| WORK REQUEST |
Please output, without any change, the lines of the material below from the very first through the one with "a = 4.032 Å, b".

| INFORMATION PROVIDED |
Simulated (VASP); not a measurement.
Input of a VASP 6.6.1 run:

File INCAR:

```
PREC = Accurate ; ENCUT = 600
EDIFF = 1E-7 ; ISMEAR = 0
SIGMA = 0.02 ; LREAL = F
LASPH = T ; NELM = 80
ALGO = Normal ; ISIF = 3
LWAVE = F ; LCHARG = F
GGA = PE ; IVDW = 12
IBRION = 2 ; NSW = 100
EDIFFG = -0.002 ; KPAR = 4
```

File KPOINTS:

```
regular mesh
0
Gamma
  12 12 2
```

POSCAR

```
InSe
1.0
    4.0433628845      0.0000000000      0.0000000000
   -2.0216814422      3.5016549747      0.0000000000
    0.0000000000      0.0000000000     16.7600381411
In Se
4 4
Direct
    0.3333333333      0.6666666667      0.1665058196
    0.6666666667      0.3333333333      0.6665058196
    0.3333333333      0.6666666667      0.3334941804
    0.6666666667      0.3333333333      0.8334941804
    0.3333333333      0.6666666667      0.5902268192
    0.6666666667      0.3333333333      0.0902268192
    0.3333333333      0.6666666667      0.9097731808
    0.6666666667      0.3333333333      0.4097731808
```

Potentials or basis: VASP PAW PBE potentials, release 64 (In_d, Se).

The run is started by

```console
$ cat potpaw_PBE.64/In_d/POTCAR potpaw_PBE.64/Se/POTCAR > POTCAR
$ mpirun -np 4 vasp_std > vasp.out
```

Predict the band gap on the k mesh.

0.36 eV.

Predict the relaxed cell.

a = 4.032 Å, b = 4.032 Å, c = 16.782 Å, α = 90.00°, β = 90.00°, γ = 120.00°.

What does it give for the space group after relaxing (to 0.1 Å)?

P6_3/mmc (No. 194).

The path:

| YOUR SOLUTION |
Simulated (VASP); not a measurement.
Input of a VASP 6.6.1 run:

File INCAR:

```
PREC = Accurate ; ENCUT = 600
EDIFF = 1E-7 ; ISMEAR = 0
SIGMA = 0.02 ; LREAL = F
LASPH = T ; NELM = 80
ALGO = Normal ; ISIF = 3
LWAVE = F ; LCHARG = F
GGA = PE ; IVDW = 12
IBRION = 2 ; NSW = 100
EDIFFG = -0.002 ; KPAR = 4
```

File KPOINTS:

```
regular mesh
0
Gamma
  12 12 2
```

POSCAR

```
InSe
1.0
    4.0433628845      0.0000000000      0.0000000000
   -2.0216814422      3.5016549747      0.0000000000
    0.0000000000      0.0000000000     16.7600381411
In Se
4 4
Direct
    0.3333333333      0.6666666667      0.1665058196
    0.6666666667      0.3333333333      0.6665058196
    0.3333333333      0.6666666667      0.3334941804
    0.6666666667      0.3333333333      0.8334941804
    0.3333333333      0.6666666667      0.5902268192
    0.6666666667      0.3333333333      0.0902268192
    0.3333333333      0.6666666667      0.9097731808
    0.6666666667      0.3333333333      0.4097731808
```

Potentials or basis: VASP PAW PBE potentials, release 64 (In_d, Se).

The run is started by

```console
$ cat potpaw_PBE.64/In_d/POTCAR potpaw_PBE.64/Se/POTCAR > POTCAR
$ mpirun -np 4 vasp_std > vasp.out
```

Predict the band gap on the k mesh.

0.36 eV.

Predict the relaxed cell.

a = 4.032 Å, b = 4.032 Å, c = 16.782 Å, α = 90.00°, β = 90.00°, γ = 120.00°.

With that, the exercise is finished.